**Provided information:**
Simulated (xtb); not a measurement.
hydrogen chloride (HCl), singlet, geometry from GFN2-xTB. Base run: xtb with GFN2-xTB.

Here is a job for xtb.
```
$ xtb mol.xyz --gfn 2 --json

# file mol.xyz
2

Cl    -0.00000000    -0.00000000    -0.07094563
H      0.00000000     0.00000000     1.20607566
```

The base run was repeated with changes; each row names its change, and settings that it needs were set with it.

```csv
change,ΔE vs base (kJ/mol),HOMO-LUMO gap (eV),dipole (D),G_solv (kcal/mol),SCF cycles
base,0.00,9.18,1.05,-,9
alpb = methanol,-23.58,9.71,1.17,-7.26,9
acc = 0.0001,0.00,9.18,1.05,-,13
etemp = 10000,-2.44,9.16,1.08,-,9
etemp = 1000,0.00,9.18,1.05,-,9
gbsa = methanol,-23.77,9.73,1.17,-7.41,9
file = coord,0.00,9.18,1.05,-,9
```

**Assignment:** Down to the last line, restate the records exactly.

**Problem solution:**
Simulated (xtb); not a measurement.
hydrogen chloride (HCl), singlet, geometry from GFN2-xTB. Base run: xtb with GFN2-xTB.

Here is a job for xtb.
```
$ xtb mol.xyz --gfn 2 --json

# file mol.xyz
2

Cl    -0.00000000    -0.00000000    -0.07094563
H      0.00000000     0.00000000     1.20607566
```

The base run was repeated with changes; each row names its change, and settings that it needs were set with it.

```csv
change,ΔE vs base (kJ/mol),HOMO-LUMO gap (eV),dipole (D),G_solv (kcal/mol),SCF cycles
base,0.00,9.18,1.05,-,9
alpb = methanol,-23.58,9.71,1.17,-7.26,9
acc = 0.0001,0.00,9.18,1.05,-,13
etemp = 10000,-2.44,9.16,1.08,-,9
etemp = 1000,0.00,9.18,1.05,-,9
gbsa = methanol,-23.77,9.73,1.17,-7.41,9
file = coord,0.00,9.18,1.05,-,9
```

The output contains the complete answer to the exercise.